Source data below:

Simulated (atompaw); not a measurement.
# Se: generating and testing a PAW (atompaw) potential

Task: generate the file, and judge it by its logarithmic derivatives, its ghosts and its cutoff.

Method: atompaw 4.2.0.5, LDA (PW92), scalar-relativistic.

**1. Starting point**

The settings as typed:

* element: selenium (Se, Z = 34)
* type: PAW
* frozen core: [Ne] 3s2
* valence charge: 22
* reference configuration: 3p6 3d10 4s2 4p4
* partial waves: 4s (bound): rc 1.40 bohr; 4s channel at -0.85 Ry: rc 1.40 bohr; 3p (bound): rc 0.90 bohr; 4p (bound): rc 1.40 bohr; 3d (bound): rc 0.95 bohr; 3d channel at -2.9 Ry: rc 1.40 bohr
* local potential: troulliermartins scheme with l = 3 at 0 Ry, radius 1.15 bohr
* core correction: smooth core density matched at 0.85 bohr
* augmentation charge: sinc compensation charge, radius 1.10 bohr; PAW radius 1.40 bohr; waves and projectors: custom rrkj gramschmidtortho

End of Source data.

Task item:
For this exercise, repeat exactly the lines of the data above from the one with "# Se: generating" down to the one with "radius 1.15 bohr", both end lines included.

Problem solution:
# Se: generating and testing a PAW (atompaw) potential

Task: generate the file, and judge it by its logarithmic derivatives, its ghosts and its cutoff.

Method: atompaw 4.2.0.5, LDA (PW92), scalar-relativistic.

**1. Starting point**

The settings as typed:

* element: selenium (Se, Z = 34)
* type: PAW
* frozen core: [Ne] 3s2
* valence charge: 22
* reference configuration: 3p6 3d10 4s2 4p4
* partial waves: 4s (bound): rc 1.40 bohr; 4s channel at -0.85 Ry: rc 1.40 bohr; 3p (bound): rc 0.90 bohr; 4p (bound): rc 1.40 bohr; 3d (bound): rc 0.95 bohr; 3d channel at -2.9 Ry: rc 1.40 bohr
* local potential: troulliermartins scheme with l = 3 at 0 Ry, radius 1.15 bohr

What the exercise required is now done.